## [Work task]
Give back every entry, copied exactly.

## [Record set]
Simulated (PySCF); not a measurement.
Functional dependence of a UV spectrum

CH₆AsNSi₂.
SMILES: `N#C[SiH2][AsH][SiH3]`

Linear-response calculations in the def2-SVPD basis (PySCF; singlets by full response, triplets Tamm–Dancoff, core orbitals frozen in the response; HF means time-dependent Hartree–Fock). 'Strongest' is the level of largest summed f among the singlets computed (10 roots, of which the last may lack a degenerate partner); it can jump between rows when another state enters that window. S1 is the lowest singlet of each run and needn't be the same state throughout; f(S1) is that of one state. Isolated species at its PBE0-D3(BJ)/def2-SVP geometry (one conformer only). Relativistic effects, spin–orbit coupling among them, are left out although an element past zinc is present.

## [Your response]
Simulated (PySCF); not a measurement.
Functional dependence of a UV spectrum

CH₆AsNSi₂.
SMILES: `N#C[SiH2][AsH][SiH3]`

Linear-response calculations in the def2-SVPD basis (PySCF; singlets by full response, triplets Tamm–Dancoff, core orbitals frozen in the response; HF means time-dependent Hartree–Fock). 'Strongest' is the level of largest summed f among the singlets computed (10 roots, of which the last may lack a degenerate partner); it can jump between rows when another state enters that window. S1 is the lowest singlet of each run and needn't be the same state throughout; f(S1) is that of one state. Isolated species at its PBE0-D3(BJ)/def2-SVP geometry (one conformer only). Relativistic effects, spin–orbit coupling among them, are left out although an element past zinc is present.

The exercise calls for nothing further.